> SUPPLIED RECORDS
►

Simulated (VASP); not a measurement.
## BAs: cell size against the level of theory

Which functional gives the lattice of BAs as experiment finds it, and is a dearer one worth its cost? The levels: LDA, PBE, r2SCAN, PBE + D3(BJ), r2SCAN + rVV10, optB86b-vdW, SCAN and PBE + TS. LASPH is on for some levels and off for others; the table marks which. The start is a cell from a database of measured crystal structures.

◄

> ACTION ITEM
When you copy the data, keep every line word for word.

> YOUR RESPONSE
Simulated (VASP); not a measurement.
## BAs: cell size against the level of theory

Which functional gives the lattice of BAs as experiment finds it, and is a dearer one worth its cost? The levels: LDA, PBE, r2SCAN, PBE + D3(BJ), r2SCAN + rVV10, optB86b-vdW, SCAN and PBE + TS. LASPH is on for some levels and off for others; the table marks which. The start is a cell from a database of measured crystal structures.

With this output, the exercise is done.